The answer must consist of every record below, reproduced exactly.

◇ ◇ ◇ ◇

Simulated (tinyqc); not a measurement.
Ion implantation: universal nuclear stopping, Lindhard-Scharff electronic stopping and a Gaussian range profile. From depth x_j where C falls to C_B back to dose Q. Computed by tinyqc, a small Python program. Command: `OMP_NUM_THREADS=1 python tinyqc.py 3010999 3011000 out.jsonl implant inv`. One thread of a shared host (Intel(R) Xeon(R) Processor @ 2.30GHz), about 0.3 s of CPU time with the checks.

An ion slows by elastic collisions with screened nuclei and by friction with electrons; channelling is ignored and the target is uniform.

◇ ◇ ◇ ◇

**TASK RESULT:**
Simulated (tinyqc); not a measurement.
Ion implantation: universal nuclear stopping, Lindhard-Scharff electronic stopping and a Gaussian range profile. From depth x_j where C falls to C_B back to dose Q. Computed by tinyqc, a small Python program. Command: `OMP_NUM_THREADS=1 python tinyqc.py 3010999 3011000 out.jsonl implant inv`. One thread of a shared host (Intel(R) Xeon(R) Processor @ 2.30GHz), about 0.3 s of CPU time with the checks.

An ion slows by elastic collisions with screened nuclei and by friction with electrons; channelling is ignored and the target is uniform.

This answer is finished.